# ASSIGNED TASK
Below are some entries. Repeat exactly the lines from the one with "All numbers below" through the one with "A: A. In order", and only those.

# INFORMATION
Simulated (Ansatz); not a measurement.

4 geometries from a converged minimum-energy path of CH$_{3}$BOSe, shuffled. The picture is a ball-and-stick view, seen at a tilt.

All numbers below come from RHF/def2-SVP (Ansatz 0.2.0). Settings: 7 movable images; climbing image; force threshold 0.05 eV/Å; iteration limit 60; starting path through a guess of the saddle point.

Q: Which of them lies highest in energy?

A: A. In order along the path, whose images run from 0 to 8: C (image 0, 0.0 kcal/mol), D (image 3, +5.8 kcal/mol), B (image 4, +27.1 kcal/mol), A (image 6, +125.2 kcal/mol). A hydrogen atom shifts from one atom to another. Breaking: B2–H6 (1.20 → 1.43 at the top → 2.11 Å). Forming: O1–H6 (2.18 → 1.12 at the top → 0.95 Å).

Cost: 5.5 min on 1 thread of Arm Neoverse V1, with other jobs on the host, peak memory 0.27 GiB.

# ANSWER AREA
All numbers below come from RHF/def2-SVP (Ansatz 0.2.0). Settings: 7 movable images; climbing image; force threshold 0.05 eV/Å; iteration limit 60; starting path through a guess of the saddle point.

Q: Which of them lies highest in energy?

A: A. In order along the path, whose images run from 0 to 8: C (image 0, 0.0 kcal/mol), D (image 3, +5.8 kcal/mol), B (image 4, +27.1 kcal/mol), A (image 6, +125.2 kcal/mol). A hydrogen atom shifts from one atom to another. Breaking: B2–H6 (1.20 → 1.43 at the top → 2.11 Å). Forming: O1–H6 (2.18 → 1.12 at the top → 0.95 Å).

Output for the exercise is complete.